── Data records ──

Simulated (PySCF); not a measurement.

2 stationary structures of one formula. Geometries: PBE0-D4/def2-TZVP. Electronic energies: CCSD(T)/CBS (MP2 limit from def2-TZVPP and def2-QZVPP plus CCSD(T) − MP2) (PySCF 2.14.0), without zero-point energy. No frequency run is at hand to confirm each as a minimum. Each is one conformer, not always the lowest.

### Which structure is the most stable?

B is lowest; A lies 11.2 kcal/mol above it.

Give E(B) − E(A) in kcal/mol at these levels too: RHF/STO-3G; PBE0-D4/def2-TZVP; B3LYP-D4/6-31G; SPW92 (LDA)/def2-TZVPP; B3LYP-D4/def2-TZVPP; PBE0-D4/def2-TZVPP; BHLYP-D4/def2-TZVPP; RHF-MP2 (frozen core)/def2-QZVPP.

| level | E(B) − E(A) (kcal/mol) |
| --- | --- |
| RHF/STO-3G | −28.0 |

───

Activity => All of the entries are to be transcribed exactly.

Your solution =>
Simulated (PySCF); not a measurement.

2 stationary structures of one formula. Geometries: PBE0-D4/def2-TZVP. Electronic energies: CCSD(T)/CBS (MP2 limit from def2-TZVPP and def2-QZVPP plus CCSD(T) − MP2) (PySCF 2.14.0), without zero-point energy. No frequency run is at hand to confirm each as a minimum. Each is one conformer, not always the lowest.

### Which structure is the most stable?

B is lowest; A lies 11.2 kcal/mol above it.

Give E(B) − E(A) in kcal/mol at these levels too: RHF/STO-3G; PBE0-D4/def2-TZVP; B3LYP-D4/6-31G; SPW92 (LDA)/def2-TZVPP; B3LYP-D4/def2-TZVPP; PBE0-D4/def2-TZVPP; BHLYP-D4/def2-TZVPP; RHF-MP2 (frozen core)/def2-QZVPP.

| level | E(B) − E(A) (kcal/mol) |
| --- | --- |
| RHF/STO-3G | −28.0 |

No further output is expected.